_Action item_
Set down, exactly, every line from the top of the listing through the one holding "PbS2 (space group".

....
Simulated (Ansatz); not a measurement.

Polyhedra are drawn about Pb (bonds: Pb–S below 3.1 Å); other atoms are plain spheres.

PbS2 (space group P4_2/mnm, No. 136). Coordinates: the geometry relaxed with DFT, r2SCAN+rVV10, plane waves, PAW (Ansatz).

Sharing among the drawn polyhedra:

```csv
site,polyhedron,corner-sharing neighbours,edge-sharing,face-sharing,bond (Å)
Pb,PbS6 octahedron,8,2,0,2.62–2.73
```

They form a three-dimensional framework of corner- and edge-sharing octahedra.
....

_Exercise output_
Simulated (Ansatz); not a measurement.

Polyhedra are drawn about Pb (bonds: Pb–S below 3.1 Å); other atoms are plain spheres.

PbS2 (space group P4_2/mnm, No. 136). Coordinates: the geometry relaxed with DFT, r2SCAN+rVV10, plane waves, PAW (Ansatz).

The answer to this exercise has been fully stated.